- [DATA PROVIDED]:
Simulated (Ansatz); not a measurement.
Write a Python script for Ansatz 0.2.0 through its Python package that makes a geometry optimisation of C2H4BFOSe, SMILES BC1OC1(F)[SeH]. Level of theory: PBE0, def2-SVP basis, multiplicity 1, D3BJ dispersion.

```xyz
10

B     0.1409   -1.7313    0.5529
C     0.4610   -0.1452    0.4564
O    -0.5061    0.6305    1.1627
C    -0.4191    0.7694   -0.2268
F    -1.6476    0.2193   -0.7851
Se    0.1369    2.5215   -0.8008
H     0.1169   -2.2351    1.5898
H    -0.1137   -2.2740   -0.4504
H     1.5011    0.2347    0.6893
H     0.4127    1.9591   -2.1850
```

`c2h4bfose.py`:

- [WORK ITEM]:
A complete, exact transcription of the data above is required.

- [TASK SOLUTION]:
Simulated (Ansatz); not a measurement.
Write a Python script for Ansatz 0.2.0 through its Python package that makes a geometry optimisation of C2H4BFOSe, SMILES BC1OC1(F)[SeH]. Level of theory: PBE0, def2-SVP basis, multiplicity 1, D3BJ dispersion.

```xyz
10

B     0.1409   -1.7313    0.5529
C     0.4610   -0.1452    0.4564
O    -0.5061    0.6305    1.1627
C    -0.4191    0.7694   -0.2268
F    -1.6476    0.2193   -0.7851
Se    0.1369    2.5215   -0.8008
H     0.1169   -2.2351    1.5898
H    -0.1137   -2.2740   -0.4504
H     1.5011    0.2347    0.6893
H     0.4127    1.9591   -2.1850
```

`c2h4bfose.py`:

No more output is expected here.